◆ **Entries supplied**
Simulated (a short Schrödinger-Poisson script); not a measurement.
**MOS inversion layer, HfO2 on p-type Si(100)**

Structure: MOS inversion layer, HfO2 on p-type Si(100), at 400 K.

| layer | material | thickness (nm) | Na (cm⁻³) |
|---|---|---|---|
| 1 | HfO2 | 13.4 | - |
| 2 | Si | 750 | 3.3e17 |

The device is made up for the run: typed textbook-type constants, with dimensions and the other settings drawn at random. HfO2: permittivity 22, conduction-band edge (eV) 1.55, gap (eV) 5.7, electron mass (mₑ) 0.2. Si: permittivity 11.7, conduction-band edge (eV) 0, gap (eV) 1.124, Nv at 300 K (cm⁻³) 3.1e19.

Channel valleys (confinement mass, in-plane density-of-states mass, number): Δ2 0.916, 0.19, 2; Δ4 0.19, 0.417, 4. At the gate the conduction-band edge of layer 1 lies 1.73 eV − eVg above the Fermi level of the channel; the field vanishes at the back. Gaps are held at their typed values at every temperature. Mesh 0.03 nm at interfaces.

◆ **Brief**
Write out an exact copy of every record shown above.

◆ **Written response**
Simulated (a short Schrödinger-Poisson script); not a measurement.
**MOS inversion layer, HfO2 on p-type Si(100)**

Structure: MOS inversion layer, HfO2 on p-type Si(100), at 400 K.

| layer | material | thickness (nm) | Na (cm⁻³) |
|---|---|---|---|
| 1 | HfO2 | 13.4 | - |
| 2 | Si | 750 | 3.3e17 |

The device is made up for the run: typed textbook-type constants, with dimensions and the other settings drawn at random. HfO2: permittivity 22, conduction-band edge (eV) 1.55, gap (eV) 5.7, electron mass (mₑ) 0.2. Si: permittivity 11.7, conduction-band edge (eV) 0, gap (eV) 1.124, Nv at 300 K (cm⁻³) 3.1e19.

Channel valleys (confinement mass, in-plane density-of-states mass, number): Δ2 0.916, 0.19, 2; Δ4 0.19, 0.417, 4. At the gate the conduction-band edge of layer 1 lies 1.73 eV − eVg above the Fermi level of the channel; the field vanishes at the back. Gaps are held at their typed values at every temperature. Mesh 0.03 nm at interfaces.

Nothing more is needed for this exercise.